[GIVEN RECORDS]
::::::
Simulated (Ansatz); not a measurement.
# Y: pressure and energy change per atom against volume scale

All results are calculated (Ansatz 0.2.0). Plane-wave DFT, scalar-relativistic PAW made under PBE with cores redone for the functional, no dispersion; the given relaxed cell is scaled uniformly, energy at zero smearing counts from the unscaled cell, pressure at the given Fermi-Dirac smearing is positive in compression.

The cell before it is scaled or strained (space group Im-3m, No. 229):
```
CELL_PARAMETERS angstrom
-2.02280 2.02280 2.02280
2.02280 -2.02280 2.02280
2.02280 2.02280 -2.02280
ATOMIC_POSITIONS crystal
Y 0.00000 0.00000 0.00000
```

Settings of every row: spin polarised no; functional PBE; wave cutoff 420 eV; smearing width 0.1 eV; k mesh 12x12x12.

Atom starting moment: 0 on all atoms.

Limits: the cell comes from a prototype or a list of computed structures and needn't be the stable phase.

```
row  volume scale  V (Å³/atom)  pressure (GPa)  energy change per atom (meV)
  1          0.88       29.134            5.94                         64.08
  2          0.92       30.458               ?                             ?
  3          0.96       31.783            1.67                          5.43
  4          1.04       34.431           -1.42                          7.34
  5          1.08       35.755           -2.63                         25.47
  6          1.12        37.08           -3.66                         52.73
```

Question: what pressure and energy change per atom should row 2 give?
::::::

[BRIEF] Write out, from the lines above, only those from the line with "The cell before" to the line with "Atom starting moment: 0 on all atoms.", exactly as given, including the first and the last.

[WRITTEN SOLUTION]
The cell before it is scaled or strained (space group Im-3m, No. 229):
```
CELL_PARAMETERS angstrom
-2.02280 2.02280 2.02280
2.02280 -2.02280 2.02280
2.02280 2.02280 -2.02280
ATOMIC_POSITIONS crystal
Y 0.00000 0.00000 0.00000
```

Settings of every row: spin polarised no; functional PBE; wave cutoff 420 eV; smearing width 0.1 eV; k mesh 12x12x12.

Atom starting moment: 0 on all atoms.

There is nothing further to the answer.